● **Entries supplied**:
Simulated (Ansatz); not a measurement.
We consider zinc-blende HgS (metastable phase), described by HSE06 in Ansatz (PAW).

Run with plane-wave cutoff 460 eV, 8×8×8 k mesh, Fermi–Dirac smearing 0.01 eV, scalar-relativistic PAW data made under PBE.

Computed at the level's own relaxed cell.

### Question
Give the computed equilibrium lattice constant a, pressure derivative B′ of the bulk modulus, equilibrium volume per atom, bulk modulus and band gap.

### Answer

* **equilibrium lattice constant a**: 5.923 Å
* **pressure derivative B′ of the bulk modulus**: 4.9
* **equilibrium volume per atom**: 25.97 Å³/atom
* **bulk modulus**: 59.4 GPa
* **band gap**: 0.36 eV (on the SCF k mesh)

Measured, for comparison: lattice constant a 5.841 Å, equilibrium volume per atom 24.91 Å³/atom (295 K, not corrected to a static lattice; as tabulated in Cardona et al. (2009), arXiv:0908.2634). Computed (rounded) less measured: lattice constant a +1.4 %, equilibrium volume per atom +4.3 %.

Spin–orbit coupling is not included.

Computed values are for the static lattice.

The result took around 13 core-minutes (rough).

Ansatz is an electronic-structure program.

● **Task item**:
Lines from the start of the material above through the line containing "### Question" are to be duplicated exactly, and only those.

● **Answer box**:
Simulated (Ansatz); not a measurement.
We consider zinc-blende HgS (metastable phase), described by HSE06 in Ansatz (PAW).

Run with plane-wave cutoff 460 eV, 8×8×8 k mesh, Fermi–Dirac smearing 0.01 eV, scalar-relativistic PAW data made under PBE.

Computed at the level's own relaxed cell.

### Question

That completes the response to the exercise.